[WORK ORDER]: Beginning with the first line of the data below, set down each line exactly through the line that contains "The data are".

##############################
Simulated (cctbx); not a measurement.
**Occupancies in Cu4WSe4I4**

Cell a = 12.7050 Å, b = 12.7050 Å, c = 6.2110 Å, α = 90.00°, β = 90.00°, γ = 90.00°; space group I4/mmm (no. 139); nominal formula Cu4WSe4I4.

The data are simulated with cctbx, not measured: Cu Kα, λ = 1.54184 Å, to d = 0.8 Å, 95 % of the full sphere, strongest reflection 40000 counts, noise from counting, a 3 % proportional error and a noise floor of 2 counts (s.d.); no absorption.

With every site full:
##############################

[TASK OUTPUT]:
Simulated (cctbx); not a measurement.
**Occupancies in Cu4WSe4I4**

Cell a = 12.7050 Å, b = 12.7050 Å, c = 6.2110 Å, α = 90.00°, β = 90.00°, γ = 90.00°; space group I4/mmm (no. 139); nominal formula Cu4WSe4I4.

The data are simulated with cctbx, not measured: Cu Kα, λ = 1.54184 Å, to d = 0.8 Å, 95 % of the full sphere, strongest reflection 40000 counts, noise from counting, a 3 % proportional error and a noise floor of 2 counts (s.d.); no absorption.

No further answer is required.